### Records shown
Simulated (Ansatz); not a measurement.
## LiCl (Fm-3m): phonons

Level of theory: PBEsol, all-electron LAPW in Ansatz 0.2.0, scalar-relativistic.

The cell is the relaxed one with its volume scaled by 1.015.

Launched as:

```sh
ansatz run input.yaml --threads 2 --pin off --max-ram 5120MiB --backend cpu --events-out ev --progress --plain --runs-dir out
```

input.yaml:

### Activity
Each line of the records above should be copied exactly.

### Exercise answer
Simulated (Ansatz); not a measurement.
## LiCl (Fm-3m): phonons

Level of theory: PBEsol, all-electron LAPW in Ansatz 0.2.0, scalar-relativistic.

The cell is the relaxed one with its volume scaled by 1.015.

Launched as:

```sh
ansatz run input.yaml --threads 2 --pin off --max-ram 5120MiB --backend cpu --events-out ev --progress --plain --runs-dir out
```

input.yaml:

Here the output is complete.